Work order
The listing below must be copied exactly and in full.

Dataset content
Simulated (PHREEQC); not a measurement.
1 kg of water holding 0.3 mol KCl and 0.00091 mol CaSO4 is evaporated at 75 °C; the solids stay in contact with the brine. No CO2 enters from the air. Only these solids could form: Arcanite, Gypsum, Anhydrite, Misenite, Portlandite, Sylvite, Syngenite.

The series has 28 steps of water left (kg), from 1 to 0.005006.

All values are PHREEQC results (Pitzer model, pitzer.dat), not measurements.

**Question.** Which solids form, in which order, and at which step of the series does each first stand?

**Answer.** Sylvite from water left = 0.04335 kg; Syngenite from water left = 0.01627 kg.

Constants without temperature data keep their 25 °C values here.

Exercise response
Simulated (PHREEQC); not a measurement.
1 kg of water holding 0.3 mol KCl and 0.00091 mol CaSO4 is evaporated at 75 °C; the solids stay in contact with the brine. No CO2 enters from the air. Only these solids could form: Arcanite, Gypsum, Anhydrite, Misenite, Portlandite, Sylvite, Syngenite.

The series has 28 steps of water left (kg), from 1 to 0.005006.

All values are PHREEQC results (Pitzer model, pitzer.dat), not measurements.

**Question.** Which solids form, in which order, and at which step of the series does each first stand?

**Answer.** Sylvite from water left = 0.04335 kg; Syngenite from water left = 0.01627 kg.

Constants without temperature data keep their 25 °C values here.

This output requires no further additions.